_Action item_: Exactly as they appear, copy the lines from the start of the entries below to the line containing "# Point defects", both ends included.

_Raw data_:
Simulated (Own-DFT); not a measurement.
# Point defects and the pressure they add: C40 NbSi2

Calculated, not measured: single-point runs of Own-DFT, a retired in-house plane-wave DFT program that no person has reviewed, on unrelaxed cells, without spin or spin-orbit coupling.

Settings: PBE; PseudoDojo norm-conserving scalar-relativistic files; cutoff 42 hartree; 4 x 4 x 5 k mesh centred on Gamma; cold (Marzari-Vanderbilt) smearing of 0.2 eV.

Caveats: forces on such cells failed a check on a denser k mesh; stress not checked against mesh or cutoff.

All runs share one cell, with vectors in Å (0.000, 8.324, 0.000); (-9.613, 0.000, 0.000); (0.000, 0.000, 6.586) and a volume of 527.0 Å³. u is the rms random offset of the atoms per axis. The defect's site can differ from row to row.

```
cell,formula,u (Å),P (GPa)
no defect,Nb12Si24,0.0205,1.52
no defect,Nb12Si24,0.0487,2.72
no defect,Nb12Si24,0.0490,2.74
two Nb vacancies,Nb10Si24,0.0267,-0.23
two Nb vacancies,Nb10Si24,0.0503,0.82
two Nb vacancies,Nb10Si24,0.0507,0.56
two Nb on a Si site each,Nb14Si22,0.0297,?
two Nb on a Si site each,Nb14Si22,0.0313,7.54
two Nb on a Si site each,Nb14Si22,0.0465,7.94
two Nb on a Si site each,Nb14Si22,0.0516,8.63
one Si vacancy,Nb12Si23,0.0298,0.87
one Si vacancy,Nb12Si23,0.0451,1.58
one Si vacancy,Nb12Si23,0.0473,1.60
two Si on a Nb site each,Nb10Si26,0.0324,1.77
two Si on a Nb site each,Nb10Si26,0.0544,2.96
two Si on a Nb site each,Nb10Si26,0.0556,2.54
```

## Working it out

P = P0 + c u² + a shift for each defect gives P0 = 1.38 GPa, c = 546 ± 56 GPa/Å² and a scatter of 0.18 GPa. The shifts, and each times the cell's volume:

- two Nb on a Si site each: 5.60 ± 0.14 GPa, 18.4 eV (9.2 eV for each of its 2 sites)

_Result_:
Simulated (Own-DFT); not a measurement.
# Point defects and the pressure they add: C40 NbSi2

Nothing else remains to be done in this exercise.